********
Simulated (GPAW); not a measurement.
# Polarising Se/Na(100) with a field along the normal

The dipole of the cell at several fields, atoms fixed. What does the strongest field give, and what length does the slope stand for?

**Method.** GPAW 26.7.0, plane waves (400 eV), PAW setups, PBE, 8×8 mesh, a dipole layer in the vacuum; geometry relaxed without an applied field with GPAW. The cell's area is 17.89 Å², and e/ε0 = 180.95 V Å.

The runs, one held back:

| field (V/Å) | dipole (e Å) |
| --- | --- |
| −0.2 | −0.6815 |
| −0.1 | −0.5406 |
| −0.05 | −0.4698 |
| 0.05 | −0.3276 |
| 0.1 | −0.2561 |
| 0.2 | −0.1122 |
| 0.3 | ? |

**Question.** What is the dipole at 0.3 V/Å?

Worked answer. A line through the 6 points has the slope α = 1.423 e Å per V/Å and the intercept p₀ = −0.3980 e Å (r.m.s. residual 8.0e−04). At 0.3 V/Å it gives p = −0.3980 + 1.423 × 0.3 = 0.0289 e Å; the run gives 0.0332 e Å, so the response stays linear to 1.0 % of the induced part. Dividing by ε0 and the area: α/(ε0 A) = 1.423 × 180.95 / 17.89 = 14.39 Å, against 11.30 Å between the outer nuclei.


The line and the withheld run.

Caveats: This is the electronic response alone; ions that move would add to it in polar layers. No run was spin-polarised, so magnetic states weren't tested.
********

Out of the data above, give again only the lines starting at the one holding "180.95 V Å." and ending at the one holding "The line and the withheld run.", unchanged.

**Method.** GPAW 26.7.0, plane waves (400 eV), PAW setups, PBE, 8×8 mesh, a dipole layer in the vacuum; geometry relaxed without an applied field with GPAW. The cell's area is 17.89 Å², and e/ε0 = 180.95 V Å.

The runs, one held back:

| field (V/Å) | dipole (e Å) |
| --- | --- |
| −0.2 | −0.6815 |
| −0.1 | −0.5406 |
| −0.05 | −0.4698 |
| 0.05 | −0.3276 |
| 0.1 | −0.2561 |
| 0.2 | −0.1122 |
| 0.3 | ? |

**Question.** What is the dipole at 0.3 V/Å?

Worked answer. A line through the 6 points has the slope α = 1.423 e Å per V/Å and the intercept p₀ = −0.3980 e Å (r.m.s. residual 8.0e−04). At 0.3 V/Å it gives p = −0.3980 + 1.423 × 0.3 = 0.0289 e Å; the run gives 0.0332 e Å, so the response stays linear to 1.0 % of the induced part. Dividing by ε0 and the area: α/(ε0 A) = 1.423 × 180.95 / 17.89 = 14.39 Å, against 11.30 Å between the outer nuclei.


The line and the withheld run.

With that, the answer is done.